'''
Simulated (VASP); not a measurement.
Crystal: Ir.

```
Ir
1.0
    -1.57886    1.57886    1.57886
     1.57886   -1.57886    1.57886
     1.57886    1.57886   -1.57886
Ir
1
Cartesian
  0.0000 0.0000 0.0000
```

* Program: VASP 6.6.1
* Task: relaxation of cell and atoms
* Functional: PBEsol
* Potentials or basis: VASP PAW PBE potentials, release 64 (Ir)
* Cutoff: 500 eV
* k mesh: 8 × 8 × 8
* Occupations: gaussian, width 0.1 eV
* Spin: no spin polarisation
'''

Retype the data exactly as it reads.

#### EXERCISE OUTPUT
Simulated (VASP); not a measurement.
Crystal: Ir.

```
Ir
1.0
    -1.57886    1.57886    1.57886
     1.57886   -1.57886    1.57886
     1.57886    1.57886   -1.57886
Ir
1
Cartesian
  0.0000 0.0000 0.0000
```

* Program: VASP 6.6.1
* Task: relaxation of cell and atoms
* Functional: PBEsol
* Potentials or basis: VASP PAW PBE potentials, release 64 (Ir)
* Cutoff: 500 eV
* k mesh: 8 × 8 × 8
* Occupations: gaussian, width 0.1 eV
* Spin: no spin polarisation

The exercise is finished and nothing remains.